Work order -
Starting at the line that holds "Hardware: 1 thread" and stopping at the line that holds "Estimate the wall time of this run.", restate the records below word for word, with both of those lines included.

Listed entries -

::::

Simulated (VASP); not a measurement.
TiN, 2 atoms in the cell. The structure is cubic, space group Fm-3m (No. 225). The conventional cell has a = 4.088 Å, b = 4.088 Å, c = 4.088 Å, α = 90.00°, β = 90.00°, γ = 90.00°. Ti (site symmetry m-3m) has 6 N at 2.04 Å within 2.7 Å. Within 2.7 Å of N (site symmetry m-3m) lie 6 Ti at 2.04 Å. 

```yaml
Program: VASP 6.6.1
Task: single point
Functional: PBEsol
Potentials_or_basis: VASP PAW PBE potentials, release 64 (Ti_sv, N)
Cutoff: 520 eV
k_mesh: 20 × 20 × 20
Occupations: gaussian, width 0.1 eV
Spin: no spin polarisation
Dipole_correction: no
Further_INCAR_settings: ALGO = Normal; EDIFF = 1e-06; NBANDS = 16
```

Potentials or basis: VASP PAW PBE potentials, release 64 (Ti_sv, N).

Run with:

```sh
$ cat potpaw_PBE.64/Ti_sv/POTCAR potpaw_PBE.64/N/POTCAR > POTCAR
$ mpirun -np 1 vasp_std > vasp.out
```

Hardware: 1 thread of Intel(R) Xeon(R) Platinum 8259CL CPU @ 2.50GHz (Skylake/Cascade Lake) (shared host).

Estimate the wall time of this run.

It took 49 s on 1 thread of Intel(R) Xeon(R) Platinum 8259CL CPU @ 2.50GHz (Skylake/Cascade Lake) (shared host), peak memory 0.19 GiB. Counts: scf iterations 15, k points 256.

::::

Written solution -
Hardware: 1 thread of Intel(R) Xeon(R) Platinum 8259CL CPU @ 2.50GHz (Skylake/Cascade Lake) (shared host).

Estimate the wall time of this run.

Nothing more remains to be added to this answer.